• _Assignment_: Repeat the whole listing below with nothing added or dropped.

(Beginning of Exercise data)

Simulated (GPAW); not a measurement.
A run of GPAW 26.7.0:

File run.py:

(End of Exercise data)

• _Expected answer_:
Simulated (GPAW); not a measurement.
A run of GPAW 26.7.0:

File run.py:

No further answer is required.